Entries supplied Start Marker

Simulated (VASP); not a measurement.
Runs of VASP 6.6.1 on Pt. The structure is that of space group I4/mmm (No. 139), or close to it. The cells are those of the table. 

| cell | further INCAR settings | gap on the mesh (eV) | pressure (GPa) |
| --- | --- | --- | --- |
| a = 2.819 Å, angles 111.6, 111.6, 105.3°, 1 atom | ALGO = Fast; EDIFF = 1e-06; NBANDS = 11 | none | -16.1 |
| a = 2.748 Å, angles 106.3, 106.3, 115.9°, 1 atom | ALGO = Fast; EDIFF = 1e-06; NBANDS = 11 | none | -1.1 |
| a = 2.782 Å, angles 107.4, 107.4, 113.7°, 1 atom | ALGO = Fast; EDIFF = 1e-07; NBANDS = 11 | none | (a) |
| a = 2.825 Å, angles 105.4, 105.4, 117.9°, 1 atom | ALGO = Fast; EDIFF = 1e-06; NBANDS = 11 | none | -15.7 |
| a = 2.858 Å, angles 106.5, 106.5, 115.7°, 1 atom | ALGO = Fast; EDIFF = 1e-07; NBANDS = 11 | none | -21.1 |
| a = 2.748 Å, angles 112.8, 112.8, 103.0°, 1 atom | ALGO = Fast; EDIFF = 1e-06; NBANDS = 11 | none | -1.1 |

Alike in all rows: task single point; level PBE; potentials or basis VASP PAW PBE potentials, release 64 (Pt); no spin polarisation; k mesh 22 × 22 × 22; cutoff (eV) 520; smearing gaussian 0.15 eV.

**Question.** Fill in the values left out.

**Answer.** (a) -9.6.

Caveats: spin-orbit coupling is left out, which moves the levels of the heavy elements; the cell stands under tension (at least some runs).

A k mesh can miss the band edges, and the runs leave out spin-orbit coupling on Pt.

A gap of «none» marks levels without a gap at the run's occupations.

Entries supplied End Marker

▸ Brief:
Start at the first line of the entries and stop at the line with "none | (a) |". Retype each of those lines exactly, both ends included.

▸ Task answer:
Simulated (VASP); not a measurement.
Runs of VASP 6.6.1 on Pt. The structure is that of space group I4/mmm (No. 139), or close to it. The cells are those of the table. 

| cell | further INCAR settings | gap on the mesh (eV) | pressure (GPa) |
| --- | --- | --- | --- |
| a = 2.819 Å, angles 111.6, 111.6, 105.3°, 1 atom | ALGO = Fast; EDIFF = 1e-06; NBANDS = 11 | none | -16.1 |
| a = 2.748 Å, angles 106.3, 106.3, 115.9°, 1 atom | ALGO = Fast; EDIFF = 1e-06; NBANDS = 11 | none | -1.1 |
| a = 2.782 Å, angles 107.4, 107.4, 113.7°, 1 atom | ALGO = Fast; EDIFF = 1e-07; NBANDS = 11 | none | (a) |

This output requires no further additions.